[Work request] Transcribe only the lines between the first line of the records and the line containing "At the start: volume 21.55 Å³/atom.", inclusive, exactly as written.

[Extracted records]

※ ※ ※

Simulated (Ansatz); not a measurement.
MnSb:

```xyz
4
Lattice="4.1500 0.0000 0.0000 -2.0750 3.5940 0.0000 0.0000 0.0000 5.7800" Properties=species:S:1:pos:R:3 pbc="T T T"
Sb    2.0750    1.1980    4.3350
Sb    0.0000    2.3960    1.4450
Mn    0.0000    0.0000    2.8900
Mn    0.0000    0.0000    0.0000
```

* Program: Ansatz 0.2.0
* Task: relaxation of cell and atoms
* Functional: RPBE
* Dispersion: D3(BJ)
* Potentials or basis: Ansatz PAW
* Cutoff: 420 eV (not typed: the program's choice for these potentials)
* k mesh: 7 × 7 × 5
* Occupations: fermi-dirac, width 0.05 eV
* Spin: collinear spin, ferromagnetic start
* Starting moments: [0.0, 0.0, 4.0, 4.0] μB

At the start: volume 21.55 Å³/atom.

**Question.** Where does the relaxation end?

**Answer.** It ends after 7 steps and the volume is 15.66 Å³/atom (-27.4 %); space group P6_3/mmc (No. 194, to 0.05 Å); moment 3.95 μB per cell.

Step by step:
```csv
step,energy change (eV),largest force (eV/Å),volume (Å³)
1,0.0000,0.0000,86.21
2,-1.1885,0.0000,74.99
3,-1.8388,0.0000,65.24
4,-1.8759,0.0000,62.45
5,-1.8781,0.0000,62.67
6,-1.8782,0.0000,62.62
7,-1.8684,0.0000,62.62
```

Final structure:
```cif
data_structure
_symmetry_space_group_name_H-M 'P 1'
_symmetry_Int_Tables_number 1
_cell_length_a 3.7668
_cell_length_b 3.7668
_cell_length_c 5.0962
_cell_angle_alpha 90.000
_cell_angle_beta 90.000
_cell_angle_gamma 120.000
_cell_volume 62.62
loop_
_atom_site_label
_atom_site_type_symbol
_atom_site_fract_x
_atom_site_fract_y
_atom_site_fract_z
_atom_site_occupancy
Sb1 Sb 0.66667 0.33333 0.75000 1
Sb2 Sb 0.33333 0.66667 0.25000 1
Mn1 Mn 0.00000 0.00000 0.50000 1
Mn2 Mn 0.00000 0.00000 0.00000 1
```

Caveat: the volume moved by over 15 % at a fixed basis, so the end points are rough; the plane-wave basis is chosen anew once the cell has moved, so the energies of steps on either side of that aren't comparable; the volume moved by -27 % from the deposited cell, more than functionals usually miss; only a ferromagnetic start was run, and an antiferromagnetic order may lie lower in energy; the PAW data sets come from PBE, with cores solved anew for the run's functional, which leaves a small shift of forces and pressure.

※ ※ ※

[Your solution]
Simulated (Ansatz); not a measurement.
MnSb:

```xyz
4
Lattice="4.1500 0.0000 0.0000 -2.0750 3.5940 0.0000 0.0000 0.0000 5.7800" Properties=species:S:1:pos:R:3 pbc="T T T"
Sb    2.0750    1.1980    4.3350
Sb    0.0000    2.3960    1.4450
Mn    0.0000    0.0000    2.8900
Mn    0.0000    0.0000    0.0000
```

* Program: Ansatz 0.2.0
* Task: relaxation of cell and atoms
* Functional: RPBE
* Dispersion: D3(BJ)
* Potentials or basis: Ansatz PAW
* Cutoff: 420 eV (not typed: the program's choice for these potentials)
* k mesh: 7 × 7 × 5
* Occupations: fermi-dirac, width 0.05 eV
* Spin: collinear spin, ferromagnetic start
* Starting moments: [0.0, 0.0, 4.0, 4.0] μB

At the start: volume 21.55 Å³/atom.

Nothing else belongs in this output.